REQUIRED ACTION: Line by line, transcribe the records exactly.

= Beginning of Section =

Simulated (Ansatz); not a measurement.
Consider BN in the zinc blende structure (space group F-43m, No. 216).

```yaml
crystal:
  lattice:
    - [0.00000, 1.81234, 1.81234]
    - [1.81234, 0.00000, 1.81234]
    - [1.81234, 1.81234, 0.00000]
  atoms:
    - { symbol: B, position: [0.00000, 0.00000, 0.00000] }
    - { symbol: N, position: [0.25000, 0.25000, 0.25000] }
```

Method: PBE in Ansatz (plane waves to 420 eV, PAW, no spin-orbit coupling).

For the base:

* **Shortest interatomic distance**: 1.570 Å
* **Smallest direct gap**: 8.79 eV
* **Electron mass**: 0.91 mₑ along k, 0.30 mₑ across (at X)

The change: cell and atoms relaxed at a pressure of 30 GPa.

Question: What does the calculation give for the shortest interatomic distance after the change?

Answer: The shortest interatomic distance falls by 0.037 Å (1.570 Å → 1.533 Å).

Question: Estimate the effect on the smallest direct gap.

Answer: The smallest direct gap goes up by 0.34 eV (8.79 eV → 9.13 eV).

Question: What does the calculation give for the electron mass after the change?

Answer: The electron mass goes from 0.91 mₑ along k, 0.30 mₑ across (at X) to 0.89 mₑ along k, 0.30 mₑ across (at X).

= End of Section =

ANSWER BOX:
Simulated (Ansatz); not a measurement.
Consider BN in the zinc blende structure (space group F-43m, No. 216).

```yaml
crystal:
  lattice:
    - [0.00000, 1.81234, 1.81234]
    - [1.81234, 0.00000, 1.81234]
    - [1.81234, 1.81234, 0.00000]
  atoms:
    - { symbol: B, position: [0.00000, 0.00000, 0.00000] }
    - { symbol: N, position: [0.25000, 0.25000, 0.25000] }
```

Method: PBE in Ansatz (plane waves to 420 eV, PAW, no spin-orbit coupling).

For the base:

* **Shortest interatomic distance**: 1.570 Å
* **Smallest direct gap**: 8.79 eV
* **Electron mass**: 0.91 mₑ along k, 0.30 mₑ across (at X)

The change: cell and atoms relaxed at a pressure of 30 GPa.

Question: What does the calculation give for the shortest interatomic distance after the change?

Answer: The shortest interatomic distance falls by 0.037 Å (1.570 Å → 1.533 Å).

Question: Estimate the effect on the smallest direct gap.

Answer: The smallest direct gap goes up by 0.34 eV (8.79 eV → 9.13 eV).

Question: What does the calculation give for the electron mass after the change?

Answer: The electron mass goes from 0.91 mₑ along k, 0.30 mₑ across (at X) to 0.89 mₑ along k, 0.30 mₑ across (at X).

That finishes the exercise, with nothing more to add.